Word for word, transcribe all the entries shown below.

····················

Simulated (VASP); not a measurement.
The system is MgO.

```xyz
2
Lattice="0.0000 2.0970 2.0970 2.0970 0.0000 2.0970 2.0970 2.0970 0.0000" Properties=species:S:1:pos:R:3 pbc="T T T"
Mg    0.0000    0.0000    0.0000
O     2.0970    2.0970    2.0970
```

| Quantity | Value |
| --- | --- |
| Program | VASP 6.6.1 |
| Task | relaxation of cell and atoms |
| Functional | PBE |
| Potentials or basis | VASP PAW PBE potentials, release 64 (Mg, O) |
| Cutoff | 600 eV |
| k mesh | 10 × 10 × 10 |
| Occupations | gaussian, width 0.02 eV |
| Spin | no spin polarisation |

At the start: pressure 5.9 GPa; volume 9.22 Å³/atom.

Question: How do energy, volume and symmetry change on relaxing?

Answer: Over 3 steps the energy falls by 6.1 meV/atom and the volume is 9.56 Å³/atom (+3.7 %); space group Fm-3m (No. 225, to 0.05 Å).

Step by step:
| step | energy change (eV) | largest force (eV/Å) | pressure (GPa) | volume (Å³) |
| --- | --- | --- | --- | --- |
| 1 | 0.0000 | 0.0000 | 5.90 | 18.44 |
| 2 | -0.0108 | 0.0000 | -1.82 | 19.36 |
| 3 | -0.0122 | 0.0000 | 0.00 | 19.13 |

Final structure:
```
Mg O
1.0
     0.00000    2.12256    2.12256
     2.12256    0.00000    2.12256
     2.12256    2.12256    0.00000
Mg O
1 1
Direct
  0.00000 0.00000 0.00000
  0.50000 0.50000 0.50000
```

····················

● EXERCISE OUTPUT
Simulated (VASP); not a measurement.
The system is MgO.

```xyz
2
Lattice="0.0000 2.0970 2.0970 2.0970 0.0000 2.0970 2.0970 2.0970 0.0000" Properties=species:S:1:pos:R:3 pbc="T T T"
Mg    0.0000    0.0000    0.0000
O     2.0970    2.0970    2.0970
```

| Quantity | Value |
| --- | --- |
| Program | VASP 6.6.1 |
| Task | relaxation of cell and atoms |
| Functional | PBE |
| Potentials or basis | VASP PAW PBE potentials, release 64 (Mg, O) |
| Cutoff | 600 eV |
| k mesh | 10 × 10 × 10 |
| Occupations | gaussian, width 0.02 eV |
| Spin | no spin polarisation |

At the start: pressure 5.9 GPa; volume 9.22 Å³/atom.

Question: How do energy, volume and symmetry change on relaxing?

Answer: Over 3 steps the energy falls by 6.1 meV/atom and the volume is 9.56 Å³/atom (+3.7 %); space group Fm-3m (No. 225, to 0.05 Å).

Step by step:
| step | energy change (eV) | largest force (eV/Å) | pressure (GPa) | volume (Å³) |
| --- | --- | --- | --- | --- |
| 1 | 0.0000 | 0.0000 | 5.90 | 18.44 |
| 2 | -0.0108 | 0.0000 | -1.82 | 19.36 |
| 3 | -0.0122 | 0.0000 | 0.00 | 19.13 |

Final structure:
```
Mg O
1.0
     0.00000    2.12256    2.12256
     2.12256    0.00000    2.12256
     2.12256    2.12256    0.00000
Mg O
1 1
Direct
  0.00000 0.00000 0.00000
  0.50000 0.50000 0.50000
```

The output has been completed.